__Records provided__
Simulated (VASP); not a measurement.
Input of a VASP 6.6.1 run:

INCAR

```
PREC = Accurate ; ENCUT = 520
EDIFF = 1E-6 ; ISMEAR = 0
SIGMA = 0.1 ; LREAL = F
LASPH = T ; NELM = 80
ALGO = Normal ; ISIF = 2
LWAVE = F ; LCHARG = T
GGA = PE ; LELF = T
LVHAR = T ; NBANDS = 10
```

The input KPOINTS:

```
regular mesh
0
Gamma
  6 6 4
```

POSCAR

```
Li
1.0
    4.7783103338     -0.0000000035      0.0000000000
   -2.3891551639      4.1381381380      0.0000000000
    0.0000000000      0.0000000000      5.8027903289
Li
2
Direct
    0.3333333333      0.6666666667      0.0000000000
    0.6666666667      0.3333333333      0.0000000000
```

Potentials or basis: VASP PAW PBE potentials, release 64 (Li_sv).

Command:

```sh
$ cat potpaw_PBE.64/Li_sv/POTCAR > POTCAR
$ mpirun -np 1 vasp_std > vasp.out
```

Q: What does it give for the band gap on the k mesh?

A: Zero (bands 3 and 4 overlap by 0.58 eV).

__Work task__
Reproduce word for word the material above, starting with the line that has "Input of a VASP" and stopping after the line that has "Q: What does".

__Answer space__
Input of a VASP 6.6.1 run:

INCAR

```
PREC = Accurate ; ENCUT = 520
EDIFF = 1E-6 ; ISMEAR = 0
SIGMA = 0.1 ; LREAL = F
LASPH = T ; NELM = 80
ALGO = Normal ; ISIF = 2
LWAVE = F ; LCHARG = T
GGA = PE ; LELF = T
LVHAR = T ; NBANDS = 10
```

The input KPOINTS:

```
regular mesh
0
Gamma
  6 6 4
```

POSCAR

```
Li
1.0
    4.7783103338     -0.0000000035      0.0000000000
   -2.3891551639      4.1381381380      0.0000000000
    0.0000000000      0.0000000000      5.8027903289
Li
2
Direct
    0.3333333333      0.6666666667      0.0000000000
    0.6666666667      0.3333333333      0.0000000000
```

Potentials or basis: VASP PAW PBE potentials, release 64 (Li_sv).

Command:

```sh
$ cat potpaw_PBE.64/Li_sv/POTCAR > POTCAR
$ mpirun -np 1 vasp_std > vasp.out
```

Q: What does it give for the band gap on the k mesh?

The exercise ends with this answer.